### Required action
Copy out each line from the start of the material below until the line with "Atoms on it: La", that line included.

Supplied material: Begin
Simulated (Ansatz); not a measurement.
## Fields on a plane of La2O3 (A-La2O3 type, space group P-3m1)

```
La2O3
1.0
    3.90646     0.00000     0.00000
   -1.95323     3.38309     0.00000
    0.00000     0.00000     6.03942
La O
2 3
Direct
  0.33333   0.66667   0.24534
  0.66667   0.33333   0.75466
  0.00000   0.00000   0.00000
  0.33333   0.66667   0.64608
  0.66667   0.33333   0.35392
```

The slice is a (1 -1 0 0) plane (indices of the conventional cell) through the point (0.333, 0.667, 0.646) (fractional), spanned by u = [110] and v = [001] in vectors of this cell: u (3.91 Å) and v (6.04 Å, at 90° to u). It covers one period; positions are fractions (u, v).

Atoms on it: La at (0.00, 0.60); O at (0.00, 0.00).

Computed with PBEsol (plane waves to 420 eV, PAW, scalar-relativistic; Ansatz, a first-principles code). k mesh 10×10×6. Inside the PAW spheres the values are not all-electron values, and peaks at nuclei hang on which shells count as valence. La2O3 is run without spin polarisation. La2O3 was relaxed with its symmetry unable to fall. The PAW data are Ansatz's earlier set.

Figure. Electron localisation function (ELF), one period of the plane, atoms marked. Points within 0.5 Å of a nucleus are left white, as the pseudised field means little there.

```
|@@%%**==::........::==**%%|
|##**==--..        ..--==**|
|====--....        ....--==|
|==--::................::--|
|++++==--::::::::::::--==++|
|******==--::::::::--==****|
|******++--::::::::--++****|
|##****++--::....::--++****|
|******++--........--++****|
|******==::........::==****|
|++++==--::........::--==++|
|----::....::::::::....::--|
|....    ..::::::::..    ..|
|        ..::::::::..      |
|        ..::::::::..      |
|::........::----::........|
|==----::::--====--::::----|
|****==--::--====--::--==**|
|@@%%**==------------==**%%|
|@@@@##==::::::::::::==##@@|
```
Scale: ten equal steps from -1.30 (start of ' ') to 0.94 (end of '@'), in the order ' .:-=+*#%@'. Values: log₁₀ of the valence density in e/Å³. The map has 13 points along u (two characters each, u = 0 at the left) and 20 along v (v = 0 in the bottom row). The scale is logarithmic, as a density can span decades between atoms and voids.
Supplied material: End

### Response
Simulated (Ansatz); not a measurement.
## Fields on a plane of La2O3 (A-La2O3 type, space group P-3m1)

```
La2O3
1.0
    3.90646     0.00000     0.00000
   -1.95323     3.38309     0.00000
    0.00000     0.00000     6.03942
La O
2 3
Direct
  0.33333   0.66667   0.24534
  0.66667   0.33333   0.75466
  0.00000   0.00000   0.00000
  0.33333   0.66667   0.64608
  0.66667   0.33333   0.35392
```

The slice is a (1 -1 0 0) plane (indices of the conventional cell) through the point (0.333, 0.667, 0.646) (fractional), spanned by u = [110] and v = [001] in vectors of this cell: u (3.91 Å) and v (6.04 Å, at 90° to u). It covers one period; positions are fractions (u, v).

Atoms on it: La at (0.00, 0.60); O at (0.00, 0.00).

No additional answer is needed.